....
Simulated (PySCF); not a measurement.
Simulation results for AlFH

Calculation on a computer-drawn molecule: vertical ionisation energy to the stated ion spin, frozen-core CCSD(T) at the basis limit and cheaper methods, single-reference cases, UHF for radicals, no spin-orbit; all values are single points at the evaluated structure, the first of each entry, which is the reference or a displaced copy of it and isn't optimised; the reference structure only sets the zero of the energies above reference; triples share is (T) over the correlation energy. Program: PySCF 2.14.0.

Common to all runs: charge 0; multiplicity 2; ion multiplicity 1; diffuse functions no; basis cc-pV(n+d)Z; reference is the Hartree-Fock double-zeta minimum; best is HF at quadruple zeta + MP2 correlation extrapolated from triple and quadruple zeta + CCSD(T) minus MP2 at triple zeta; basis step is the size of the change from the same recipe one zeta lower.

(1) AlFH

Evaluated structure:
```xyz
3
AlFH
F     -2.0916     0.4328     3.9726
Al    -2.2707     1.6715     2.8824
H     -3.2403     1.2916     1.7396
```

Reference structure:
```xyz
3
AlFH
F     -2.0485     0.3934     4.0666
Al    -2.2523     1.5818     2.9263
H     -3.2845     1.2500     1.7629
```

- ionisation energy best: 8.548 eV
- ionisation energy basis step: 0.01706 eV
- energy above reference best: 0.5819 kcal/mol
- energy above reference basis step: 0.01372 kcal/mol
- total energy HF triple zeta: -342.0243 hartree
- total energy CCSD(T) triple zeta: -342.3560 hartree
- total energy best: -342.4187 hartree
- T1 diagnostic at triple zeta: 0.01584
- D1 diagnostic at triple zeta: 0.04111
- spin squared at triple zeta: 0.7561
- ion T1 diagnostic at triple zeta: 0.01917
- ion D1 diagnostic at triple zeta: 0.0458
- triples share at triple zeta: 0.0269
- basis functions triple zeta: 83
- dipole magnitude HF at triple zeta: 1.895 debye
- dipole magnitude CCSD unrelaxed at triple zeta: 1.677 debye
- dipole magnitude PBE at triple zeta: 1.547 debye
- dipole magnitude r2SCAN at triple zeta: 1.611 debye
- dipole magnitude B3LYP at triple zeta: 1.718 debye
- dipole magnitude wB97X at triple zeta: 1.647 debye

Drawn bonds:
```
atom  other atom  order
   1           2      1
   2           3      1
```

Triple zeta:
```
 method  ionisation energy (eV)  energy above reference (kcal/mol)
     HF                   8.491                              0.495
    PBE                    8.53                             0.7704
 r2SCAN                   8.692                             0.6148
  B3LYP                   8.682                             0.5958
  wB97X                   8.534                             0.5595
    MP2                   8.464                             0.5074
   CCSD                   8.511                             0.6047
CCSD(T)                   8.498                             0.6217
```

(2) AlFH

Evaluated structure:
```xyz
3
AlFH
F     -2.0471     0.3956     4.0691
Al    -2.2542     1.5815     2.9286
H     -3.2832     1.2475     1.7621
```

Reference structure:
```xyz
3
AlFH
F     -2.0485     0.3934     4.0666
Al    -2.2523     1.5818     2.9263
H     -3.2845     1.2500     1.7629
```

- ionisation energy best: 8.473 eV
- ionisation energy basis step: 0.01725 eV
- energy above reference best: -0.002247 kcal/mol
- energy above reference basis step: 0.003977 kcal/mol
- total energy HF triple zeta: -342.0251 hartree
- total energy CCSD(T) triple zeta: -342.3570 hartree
....

## ASSIGNED TASK
Lines from the beginning of the data above through the line containing "Calculation on a" are to be returned exactly, and no others.

## RESULT
Simulated (PySCF); not a measurement.
Simulation results for AlFH

Calculation on a computer-drawn molecule: vertical ionisation energy to the stated ion spin, frozen-core CCSD(T) at the basis limit and cheaper methods, single-reference cases, UHF for radicals, no spin-orbit; all values are single points at the evaluated structure, the first of each entry, which is the reference or a displaced copy of it and isn't optimised; the reference structure only sets the zero of the energies above reference; triples share is (T) over the correlation energy. Program: PySCF 2.14.0.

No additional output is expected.